ASSIGNED TASK:
Word for word, transcribe the data below.

DATASET EXCERPTS:
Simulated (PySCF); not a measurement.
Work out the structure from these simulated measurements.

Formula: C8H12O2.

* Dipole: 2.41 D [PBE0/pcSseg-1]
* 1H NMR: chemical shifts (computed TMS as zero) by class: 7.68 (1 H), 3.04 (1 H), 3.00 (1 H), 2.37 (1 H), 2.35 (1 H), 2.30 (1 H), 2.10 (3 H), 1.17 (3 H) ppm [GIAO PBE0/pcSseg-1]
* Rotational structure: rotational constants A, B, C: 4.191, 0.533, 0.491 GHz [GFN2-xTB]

TASK RESULT:
Simulated (PySCF); not a measurement.
Work out the structure from these simulated measurements.

Formula: C8H12O2.

* Dipole: 2.41 D [PBE0/pcSseg-1]
* 1H NMR: chemical shifts (computed TMS as zero) by class: 7.68 (1 H), 3.04 (1 H), 3.00 (1 H), 2.37 (1 H), 2.35 (1 H), 2.30 (1 H), 2.10 (3 H), 1.17 (3 H) ppm [GIAO PBE0/pcSseg-1]
* Rotational structure: rotational constants A, B, C: 4.191, 0.533, 0.491 GHz [GFN2-xTB]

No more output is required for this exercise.